*** EXTRACTED MATERIAL ***

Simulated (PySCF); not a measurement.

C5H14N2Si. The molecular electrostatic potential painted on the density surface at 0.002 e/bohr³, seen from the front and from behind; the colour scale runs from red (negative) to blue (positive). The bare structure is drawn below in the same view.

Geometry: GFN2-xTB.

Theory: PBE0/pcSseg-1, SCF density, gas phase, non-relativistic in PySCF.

*** End of EXTRACTED MATERIAL ***

- **WORK TASK**: Starting with the first line of the entries and ending with the line that has "Geometry: GFN2-xTB.", copy each line exactly and add nothing.

- **EXERCISE RESPONSE**:
Simulated (PySCF); not a measurement.

C5H14N2Si. The molecular electrostatic potential painted on the density surface at 0.002 e/bohr³, seen from the front and from behind; the colour scale runs from red (negative) to blue (positive). The bare structure is drawn below in the same view.

Geometry: GFN2-xTB.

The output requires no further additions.